== Segment start ==
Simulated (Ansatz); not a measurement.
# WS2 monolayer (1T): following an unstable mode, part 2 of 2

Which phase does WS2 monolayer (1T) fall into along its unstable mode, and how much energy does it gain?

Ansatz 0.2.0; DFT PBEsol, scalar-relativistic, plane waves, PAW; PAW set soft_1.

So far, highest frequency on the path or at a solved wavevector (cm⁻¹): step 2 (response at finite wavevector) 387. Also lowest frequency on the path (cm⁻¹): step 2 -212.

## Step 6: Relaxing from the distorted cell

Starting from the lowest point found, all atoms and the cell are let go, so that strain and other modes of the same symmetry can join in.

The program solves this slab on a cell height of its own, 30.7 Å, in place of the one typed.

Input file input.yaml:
== Segment end ==

◆ TASK ITEM ◆
Reproduce every line of the data so that nothing differs from the original.

◆ ANSWER BOX ◆
Simulated (Ansatz); not a measurement.
# WS2 monolayer (1T): following an unstable mode, part 2 of 2

Which phase does WS2 monolayer (1T) fall into along its unstable mode, and how much energy does it gain?

Ansatz 0.2.0; DFT PBEsol, scalar-relativistic, plane waves, PAW; PAW set soft_1.

So far, highest frequency on the path or at a solved wavevector (cm⁻¹): step 2 (response at finite wavevector) 387. Also lowest frequency on the path (cm⁻¹): step 2 -212.

## Step 6: Relaxing from the distorted cell

Starting from the lowest point found, all atoms and the cell are let go, so that strain and other modes of the same symmetry can join in.

The program solves this slab on a cell height of its own, 30.7 Å, in place of the one typed.

Input file input.yaml:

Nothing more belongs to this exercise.